BRIEF:
Reproduce the data shown below exactly.

SUPPLIED DATA:
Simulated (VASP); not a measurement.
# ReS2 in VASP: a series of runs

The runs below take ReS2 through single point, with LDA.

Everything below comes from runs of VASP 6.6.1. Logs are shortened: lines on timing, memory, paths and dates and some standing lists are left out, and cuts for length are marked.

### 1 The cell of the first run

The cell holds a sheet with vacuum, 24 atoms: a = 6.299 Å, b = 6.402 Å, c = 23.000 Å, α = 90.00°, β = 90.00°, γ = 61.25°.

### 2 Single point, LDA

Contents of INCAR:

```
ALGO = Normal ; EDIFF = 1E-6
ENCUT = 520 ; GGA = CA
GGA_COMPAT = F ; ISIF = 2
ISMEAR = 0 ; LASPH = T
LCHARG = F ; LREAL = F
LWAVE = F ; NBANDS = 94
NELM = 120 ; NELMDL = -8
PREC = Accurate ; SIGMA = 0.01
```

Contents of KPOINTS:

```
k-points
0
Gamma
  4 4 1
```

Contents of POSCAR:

RESPONSE:
Simulated (VASP); not a measurement.
# ReS2 in VASP: a series of runs

The runs below take ReS2 through single point, with LDA.

Everything below comes from runs of VASP 6.6.1. Logs are shortened: lines on timing, memory, paths and dates and some standing lists are left out, and cuts for length are marked.

### 1 The cell of the first run

The cell holds a sheet with vacuum, 24 atoms: a = 6.299 Å, b = 6.402 Å, c = 23.000 Å, α = 90.00°, β = 90.00°, γ = 61.25°.

### 2 Single point, LDA

Contents of INCAR:

```
ALGO = Normal ; EDIFF = 1E-6
ENCUT = 520 ; GGA = CA
GGA_COMPAT = F ; ISIF = 2
ISMEAR = 0 ; LASPH = T
LCHARG = F ; LREAL = F
LWAVE = F ; NBANDS = 94
NELM = 120 ; NELMDL = -8
PREC = Accurate ; SIGMA = 0.01
```

Contents of KPOINTS:

```
k-points
0
Gamma
  4 4 1
```

Contents of POSCAR:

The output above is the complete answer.